Action item.
The listing beneath should be written out in full, exactly as shown.

The data.
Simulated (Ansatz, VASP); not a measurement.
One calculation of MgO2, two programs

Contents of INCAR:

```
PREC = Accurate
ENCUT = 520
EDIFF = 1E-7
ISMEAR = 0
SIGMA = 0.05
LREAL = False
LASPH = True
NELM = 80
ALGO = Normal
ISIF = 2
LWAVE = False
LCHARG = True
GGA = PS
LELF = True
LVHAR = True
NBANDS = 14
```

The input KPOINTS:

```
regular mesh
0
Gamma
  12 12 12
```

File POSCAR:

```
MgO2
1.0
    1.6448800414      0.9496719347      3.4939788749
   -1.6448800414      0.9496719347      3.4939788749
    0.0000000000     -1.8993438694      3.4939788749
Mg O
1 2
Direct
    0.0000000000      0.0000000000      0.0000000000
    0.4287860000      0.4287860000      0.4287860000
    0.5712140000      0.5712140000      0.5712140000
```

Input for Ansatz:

Task output.
Simulated (Ansatz, VASP); not a measurement.
One calculation of MgO2, two programs

Contents of INCAR:

```
PREC = Accurate
ENCUT = 520
EDIFF = 1E-7
ISMEAR = 0
SIGMA = 0.05
LREAL = False
LASPH = True
NELM = 80
ALGO = Normal
ISIF = 2
LWAVE = False
LCHARG = True
GGA = PS
LELF = True
LVHAR = True
NBANDS = 14
```

The input KPOINTS:

```
regular mesh
0
Gamma
  12 12 12
```

File POSCAR:

```
MgO2
1.0
    1.6448800414      0.9496719347      3.4939788749
   -1.6448800414      0.9496719347      3.4939788749
    0.0000000000     -1.8993438694      3.4939788749
Mg O
1 2
Direct
    0.0000000000      0.0000000000      0.0000000000
    0.4287860000      0.4287860000      0.4287860000
    0.5712140000      0.5712140000      0.5712140000
```

Input for Ansatz:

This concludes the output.